* _Activity_: Output the listing in full. Every line stays exactly as it is.

*** Supplied records ***

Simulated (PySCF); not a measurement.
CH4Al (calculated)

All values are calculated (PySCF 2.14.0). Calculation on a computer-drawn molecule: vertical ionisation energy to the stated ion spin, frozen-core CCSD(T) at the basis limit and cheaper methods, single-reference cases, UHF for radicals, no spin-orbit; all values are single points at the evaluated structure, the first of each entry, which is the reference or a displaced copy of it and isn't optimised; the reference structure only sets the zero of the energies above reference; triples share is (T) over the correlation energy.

*** End of Supplied records ***

* _Your response_:
Simulated (PySCF); not a measurement.
CH4Al (calculated)

All values are calculated (PySCF 2.14.0). Calculation on a computer-drawn molecule: vertical ionisation energy to the stated ion spin, frozen-core CCSD(T) at the basis limit and cheaper methods, single-reference cases, UHF for radicals, no spin-orbit; all values are single points at the evaluated structure, the first of each entry, which is the reference or a displaced copy of it and isn't optimised; the reference structure only sets the zero of the energies above reference; triples share is (T) over the correlation energy.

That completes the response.